_Brief_
Take the lines below between the one holding "22.6 | 0.715 |" and the one holding "10.87 | 22.6 | 0.714 |", inclusive, and copy them exactly. Add nothing.

─── Data under study
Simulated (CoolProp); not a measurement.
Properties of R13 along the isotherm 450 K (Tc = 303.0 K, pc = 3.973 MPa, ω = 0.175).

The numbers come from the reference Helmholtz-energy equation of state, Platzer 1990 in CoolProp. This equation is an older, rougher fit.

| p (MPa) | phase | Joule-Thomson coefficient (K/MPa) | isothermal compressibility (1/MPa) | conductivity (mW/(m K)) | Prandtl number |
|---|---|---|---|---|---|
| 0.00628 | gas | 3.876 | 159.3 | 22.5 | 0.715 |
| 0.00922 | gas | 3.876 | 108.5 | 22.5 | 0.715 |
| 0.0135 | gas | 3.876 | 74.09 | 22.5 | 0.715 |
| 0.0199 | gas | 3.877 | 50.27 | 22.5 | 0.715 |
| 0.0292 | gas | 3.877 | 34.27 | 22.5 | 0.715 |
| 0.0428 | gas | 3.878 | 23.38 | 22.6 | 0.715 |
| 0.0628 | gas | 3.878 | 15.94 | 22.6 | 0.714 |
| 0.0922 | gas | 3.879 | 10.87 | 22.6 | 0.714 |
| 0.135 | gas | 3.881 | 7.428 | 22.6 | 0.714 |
──────

_Exercise answer_
| 0.0428 | gas | 3.878 | 23.38 | 22.6 | 0.715 |
| 0.0628 | gas | 3.878 | 15.94 | 22.6 | 0.714 |
| 0.0922 | gas | 3.879 | 10.87 | 22.6 | 0.714 |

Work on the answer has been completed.